Dataset records:
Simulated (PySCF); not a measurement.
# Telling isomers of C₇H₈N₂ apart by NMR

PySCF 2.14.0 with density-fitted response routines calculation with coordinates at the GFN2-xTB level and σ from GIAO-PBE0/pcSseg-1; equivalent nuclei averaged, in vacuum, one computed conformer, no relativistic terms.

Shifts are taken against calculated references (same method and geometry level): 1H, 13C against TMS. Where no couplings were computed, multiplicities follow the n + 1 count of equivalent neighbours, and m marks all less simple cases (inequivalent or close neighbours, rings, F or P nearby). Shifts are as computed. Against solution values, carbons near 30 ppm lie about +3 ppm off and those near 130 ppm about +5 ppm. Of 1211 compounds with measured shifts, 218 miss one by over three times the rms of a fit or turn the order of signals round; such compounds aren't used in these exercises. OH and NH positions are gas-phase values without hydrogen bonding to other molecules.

Work task:
When you reach the line that contains "PySCF 2.14.0 with", stop; that line and every line before it, from the very first line of the data, should be restated word for word.

Task response:
Simulated (PySCF); not a measurement.
# Telling isomers of C₇H₈N₂ apart by NMR

PySCF 2.14.0 with density-fitted response routines calculation with coordinates at the GFN2-xTB level and σ from GIAO-PBE0/pcSseg-1; equivalent nuclei averaged, in vacuum, one computed conformer, no relativistic terms.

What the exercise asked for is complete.